Required action
Output the records. Match them exactly.

══ Supplied information ══

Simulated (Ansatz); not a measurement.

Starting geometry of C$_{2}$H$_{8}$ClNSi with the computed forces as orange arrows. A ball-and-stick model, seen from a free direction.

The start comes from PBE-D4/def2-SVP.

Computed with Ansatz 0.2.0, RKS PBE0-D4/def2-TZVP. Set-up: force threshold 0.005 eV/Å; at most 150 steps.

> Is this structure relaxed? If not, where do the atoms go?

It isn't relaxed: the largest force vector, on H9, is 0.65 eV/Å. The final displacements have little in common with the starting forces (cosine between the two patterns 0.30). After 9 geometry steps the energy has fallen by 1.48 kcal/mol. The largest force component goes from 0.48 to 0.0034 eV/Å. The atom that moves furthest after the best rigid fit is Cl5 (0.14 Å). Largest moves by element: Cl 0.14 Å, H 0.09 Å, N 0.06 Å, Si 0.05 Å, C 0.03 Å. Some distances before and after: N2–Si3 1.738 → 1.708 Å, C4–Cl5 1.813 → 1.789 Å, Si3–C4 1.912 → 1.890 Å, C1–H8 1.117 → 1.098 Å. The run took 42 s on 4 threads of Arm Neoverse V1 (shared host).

═══

Task solution
Simulated (Ansatz); not a measurement.

Starting geometry of C$_{2}$H$_{8}$ClNSi with the computed forces as orange arrows. A ball-and-stick model, seen from a free direction.

The start comes from PBE-D4/def2-SVP.

Computed with Ansatz 0.2.0, RKS PBE0-D4/def2-TZVP. Set-up: force threshold 0.005 eV/Å; at most 150 steps.

> Is this structure relaxed? If not, where do the atoms go?

It isn't relaxed: the largest force vector, on H9, is 0.65 eV/Å. The final displacements have little in common with the starting forces (cosine between the two patterns 0.30). After 9 geometry steps the energy has fallen by 1.48 kcal/mol. The largest force component goes from 0.48 to 0.0034 eV/Å. The atom that moves furthest after the best rigid fit is Cl5 (0.14 Å). Largest moves by element: Cl 0.14 Å, H 0.09 Å, N 0.06 Å, Si 0.05 Å, C 0.03 Å. Some distances before and after: N2–Si3 1.738 → 1.708 Å, C4–Cl5 1.813 → 1.789 Å, Si3–C4 1.912 → 1.890 Å, C1–H8 1.117 → 1.098 Å. The run took 42 s on 4 threads of Arm Neoverse V1 (shared host).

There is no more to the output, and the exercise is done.